Assigned task >> Transcribe word for word the lines below from the line with "rhenium, optimised norm-conserving" through the line with "Change: d: qcut 6.3.", ends included.

Records provided >>
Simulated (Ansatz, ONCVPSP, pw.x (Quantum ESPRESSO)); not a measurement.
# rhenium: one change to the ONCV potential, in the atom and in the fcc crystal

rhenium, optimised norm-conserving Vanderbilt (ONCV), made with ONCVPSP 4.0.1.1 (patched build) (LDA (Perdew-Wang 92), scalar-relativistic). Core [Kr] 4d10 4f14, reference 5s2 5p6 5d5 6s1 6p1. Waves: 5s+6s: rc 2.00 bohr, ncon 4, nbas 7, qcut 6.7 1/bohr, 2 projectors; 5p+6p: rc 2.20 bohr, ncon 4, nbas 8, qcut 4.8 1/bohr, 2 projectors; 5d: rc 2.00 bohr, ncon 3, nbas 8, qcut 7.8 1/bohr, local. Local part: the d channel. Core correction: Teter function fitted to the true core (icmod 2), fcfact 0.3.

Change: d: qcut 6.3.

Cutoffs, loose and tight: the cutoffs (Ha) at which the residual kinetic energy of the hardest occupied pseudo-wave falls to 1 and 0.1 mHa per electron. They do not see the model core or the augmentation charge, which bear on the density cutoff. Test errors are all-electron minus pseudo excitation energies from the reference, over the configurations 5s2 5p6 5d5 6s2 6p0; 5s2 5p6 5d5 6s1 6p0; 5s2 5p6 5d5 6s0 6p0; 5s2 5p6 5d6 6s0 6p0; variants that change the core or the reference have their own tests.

Task solution >>
rhenium, optimised norm-conserving Vanderbilt (ONCV), made with ONCVPSP 4.0.1.1 (patched build) (LDA (Perdew-Wang 92), scalar-relativistic). Core [Kr] 4d10 4f14, reference 5s2 5p6 5d5 6s1 6p1. Waves: 5s+6s: rc 2.00 bohr, ncon 4, nbas 7, qcut 6.7 1/bohr, 2 projectors; 5p+6p: rc 2.20 bohr, ncon 4, nbas 8, qcut 4.8 1/bohr, 2 projectors; 5d: rc 2.00 bohr, ncon 3, nbas 8, qcut 7.8 1/bohr, local. Local part: the d channel. Core correction: Teter function fitted to the true core (icmod 2), fcfact 0.3.

Change: d: qcut 6.3.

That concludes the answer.